■ GIVEN DATA ■
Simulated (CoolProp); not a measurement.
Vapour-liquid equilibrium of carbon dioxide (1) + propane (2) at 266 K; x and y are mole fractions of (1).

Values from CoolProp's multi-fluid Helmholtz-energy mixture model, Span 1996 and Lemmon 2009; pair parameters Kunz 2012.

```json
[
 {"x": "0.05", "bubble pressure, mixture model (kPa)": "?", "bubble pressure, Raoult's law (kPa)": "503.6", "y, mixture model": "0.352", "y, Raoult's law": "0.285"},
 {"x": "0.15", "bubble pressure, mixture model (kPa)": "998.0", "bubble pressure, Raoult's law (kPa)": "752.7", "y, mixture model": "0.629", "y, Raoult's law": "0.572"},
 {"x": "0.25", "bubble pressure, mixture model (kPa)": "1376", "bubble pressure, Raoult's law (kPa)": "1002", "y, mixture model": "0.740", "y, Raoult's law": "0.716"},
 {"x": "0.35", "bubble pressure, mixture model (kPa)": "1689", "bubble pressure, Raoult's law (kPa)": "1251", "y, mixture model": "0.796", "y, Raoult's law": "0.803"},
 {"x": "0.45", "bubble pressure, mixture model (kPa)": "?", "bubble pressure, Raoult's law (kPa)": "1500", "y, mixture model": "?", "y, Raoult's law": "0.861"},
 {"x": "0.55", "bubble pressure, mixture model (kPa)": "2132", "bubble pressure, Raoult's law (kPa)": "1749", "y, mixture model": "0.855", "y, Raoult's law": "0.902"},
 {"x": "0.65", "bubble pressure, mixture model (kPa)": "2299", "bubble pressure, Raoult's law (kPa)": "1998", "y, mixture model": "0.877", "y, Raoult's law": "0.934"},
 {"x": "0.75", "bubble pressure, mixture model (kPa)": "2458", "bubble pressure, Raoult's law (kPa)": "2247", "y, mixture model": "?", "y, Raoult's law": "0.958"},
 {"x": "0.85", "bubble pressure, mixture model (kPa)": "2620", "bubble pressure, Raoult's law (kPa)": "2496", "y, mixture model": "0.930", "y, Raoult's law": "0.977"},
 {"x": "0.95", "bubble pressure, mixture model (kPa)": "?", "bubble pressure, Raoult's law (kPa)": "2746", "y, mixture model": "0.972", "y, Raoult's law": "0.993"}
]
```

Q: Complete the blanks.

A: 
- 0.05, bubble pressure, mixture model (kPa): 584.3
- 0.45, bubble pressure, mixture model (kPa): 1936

■ WORK REQUEST ■
Repeat exactly the lines of the listing from its first line through the line that holds "Vapour-liquid equilibrium of". Nothing else should appear.

■ RESPONSE AREA ■
Simulated (CoolProp); not a measurement.
Vapour-liquid equilibrium of carbon dioxide (1) + propane (2) at 266 K; x and y are mole fractions of (1).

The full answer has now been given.